*** Provided information Section Begins ***
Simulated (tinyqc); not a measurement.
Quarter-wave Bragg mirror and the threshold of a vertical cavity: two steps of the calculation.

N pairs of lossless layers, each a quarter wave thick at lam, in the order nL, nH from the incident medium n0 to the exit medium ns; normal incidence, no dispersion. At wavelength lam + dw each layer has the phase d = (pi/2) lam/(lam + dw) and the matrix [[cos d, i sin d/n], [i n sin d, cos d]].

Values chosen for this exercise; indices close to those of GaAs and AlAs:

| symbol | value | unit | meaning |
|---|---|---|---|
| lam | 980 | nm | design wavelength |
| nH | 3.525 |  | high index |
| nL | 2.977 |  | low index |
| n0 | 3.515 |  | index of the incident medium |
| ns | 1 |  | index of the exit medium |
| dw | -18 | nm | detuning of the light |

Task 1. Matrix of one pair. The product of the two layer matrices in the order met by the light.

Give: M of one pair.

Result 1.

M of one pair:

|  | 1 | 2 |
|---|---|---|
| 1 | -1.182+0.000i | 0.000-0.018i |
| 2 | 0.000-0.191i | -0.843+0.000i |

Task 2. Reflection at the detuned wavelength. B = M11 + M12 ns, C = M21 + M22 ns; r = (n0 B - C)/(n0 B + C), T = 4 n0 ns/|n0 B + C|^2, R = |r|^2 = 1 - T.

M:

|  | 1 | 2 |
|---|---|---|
*** Provided information Section Ends ***

__Activity__. Exactly as they appear, retype the lines from the start of the records through the line containing "Quarter-wave Bragg mirror".

__Response box__.
Simulated (tinyqc); not a measurement.
Quarter-wave Bragg mirror and the threshold of a vertical cavity: two steps of the calculation.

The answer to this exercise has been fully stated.